• Available data
# # # # # # #

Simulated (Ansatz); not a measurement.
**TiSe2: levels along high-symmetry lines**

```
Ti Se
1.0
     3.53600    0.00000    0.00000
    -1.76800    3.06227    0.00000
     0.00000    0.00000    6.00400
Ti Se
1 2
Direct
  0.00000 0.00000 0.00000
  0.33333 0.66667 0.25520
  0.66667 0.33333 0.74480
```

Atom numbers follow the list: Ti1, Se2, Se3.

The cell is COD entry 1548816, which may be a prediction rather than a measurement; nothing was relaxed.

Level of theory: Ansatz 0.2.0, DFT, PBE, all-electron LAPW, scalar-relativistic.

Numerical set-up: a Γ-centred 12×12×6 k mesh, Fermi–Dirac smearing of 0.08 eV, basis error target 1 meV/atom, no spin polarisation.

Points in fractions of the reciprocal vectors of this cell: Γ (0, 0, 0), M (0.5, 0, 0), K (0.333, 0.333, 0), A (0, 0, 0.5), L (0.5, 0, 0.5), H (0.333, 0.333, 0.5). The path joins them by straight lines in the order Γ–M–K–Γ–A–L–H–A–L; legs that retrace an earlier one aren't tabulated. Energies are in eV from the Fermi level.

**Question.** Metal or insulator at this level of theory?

# # # # # # #

Reproduce the material exactly. Every line must match.

Simulated (Ansatz); not a measurement.
**TiSe2: levels along high-symmetry lines**

```
Ti Se
1.0
     3.53600    0.00000    0.00000
    -1.76800    3.06227    0.00000
     0.00000    0.00000    6.00400
Ti Se
1 2
Direct
  0.00000 0.00000 0.00000
  0.33333 0.66667 0.25520
  0.66667 0.33333 0.74480
```

Atom numbers follow the list: Ti1, Se2, Se3.

The cell is COD entry 1548816, which may be a prediction rather than a measurement; nothing was relaxed.

Level of theory: Ansatz 0.2.0, DFT, PBE, all-electron LAPW, scalar-relativistic.

Numerical set-up: a Γ-centred 12×12×6 k mesh, Fermi–Dirac smearing of 0.08 eV, basis error target 1 meV/atom, no spin polarisation.

Points in fractions of the reciprocal vectors of this cell: Γ (0, 0, 0), M (0.5, 0, 0), K (0.333, 0.333, 0), A (0, 0, 0.5), L (0.5, 0, 0.5), H (0.333, 0.333, 0.5). The path joins them by straight lines in the order Γ–M–K–Γ–A–L–H–A–L; legs that retrace an earlier one aren't tabulated. Energies are in eV from the Fermi level.

**Question.** Metal or insulator at this level of theory?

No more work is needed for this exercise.